[RECORD SET — start]

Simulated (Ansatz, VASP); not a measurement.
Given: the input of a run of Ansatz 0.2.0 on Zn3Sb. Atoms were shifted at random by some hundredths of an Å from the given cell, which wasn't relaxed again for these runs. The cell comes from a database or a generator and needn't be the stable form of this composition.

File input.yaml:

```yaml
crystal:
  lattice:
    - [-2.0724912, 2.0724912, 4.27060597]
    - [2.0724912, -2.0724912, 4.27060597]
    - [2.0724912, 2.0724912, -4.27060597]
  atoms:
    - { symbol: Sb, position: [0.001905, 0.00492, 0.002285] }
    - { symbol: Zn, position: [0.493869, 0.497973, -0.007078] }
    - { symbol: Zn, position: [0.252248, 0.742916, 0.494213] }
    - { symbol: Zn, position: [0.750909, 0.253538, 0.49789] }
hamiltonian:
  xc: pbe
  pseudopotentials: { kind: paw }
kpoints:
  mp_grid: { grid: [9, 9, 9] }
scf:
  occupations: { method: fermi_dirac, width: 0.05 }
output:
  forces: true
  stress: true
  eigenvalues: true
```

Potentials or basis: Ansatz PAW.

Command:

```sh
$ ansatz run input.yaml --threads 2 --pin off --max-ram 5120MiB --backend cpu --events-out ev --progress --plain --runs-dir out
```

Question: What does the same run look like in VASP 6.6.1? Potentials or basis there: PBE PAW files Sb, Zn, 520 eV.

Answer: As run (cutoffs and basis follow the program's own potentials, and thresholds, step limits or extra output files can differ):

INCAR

[RECORD SET — finish]

ACTIVITY - Please print the records above exactly from their first line. End with the line containing "Answer: As run", and include it.

ANSWER SPACE -
Simulated (Ansatz, VASP); not a measurement.
Given: the input of a run of Ansatz 0.2.0 on Zn3Sb. Atoms were shifted at random by some hundredths of an Å from the given cell, which wasn't relaxed again for these runs. The cell comes from a database or a generator and needn't be the stable form of this composition.

File input.yaml:

```yaml
crystal:
  lattice:
    - [-2.0724912, 2.0724912, 4.27060597]
    - [2.0724912, -2.0724912, 4.27060597]
    - [2.0724912, 2.0724912, -4.27060597]
  atoms:
    - { symbol: Sb, position: [0.001905, 0.00492, 0.002285] }
    - { symbol: Zn, position: [0.493869, 0.497973, -0.007078] }
    - { symbol: Zn, position: [0.252248, 0.742916, 0.494213] }
    - { symbol: Zn, position: [0.750909, 0.253538, 0.49789] }
hamiltonian:
  xc: pbe
  pseudopotentials: { kind: paw }
kpoints:
  mp_grid: { grid: [9, 9, 9] }
scf:
  occupations: { method: fermi_dirac, width: 0.05 }
output:
  forces: true
  stress: true
  eigenvalues: true
```

Potentials or basis: Ansatz PAW.

Command:

```sh
$ ansatz run input.yaml --threads 2 --pin off --max-ram 5120MiB --backend cpu --events-out ev --progress --plain --runs-dir out
```

Question: What does the same run look like in VASP 6.6.1? Potentials or basis there: PBE PAW files Sb, Zn, 520 eV.

Answer: As run (cutoffs and basis follow the program's own potentials, and thresholds, step limits or extra output files can differ):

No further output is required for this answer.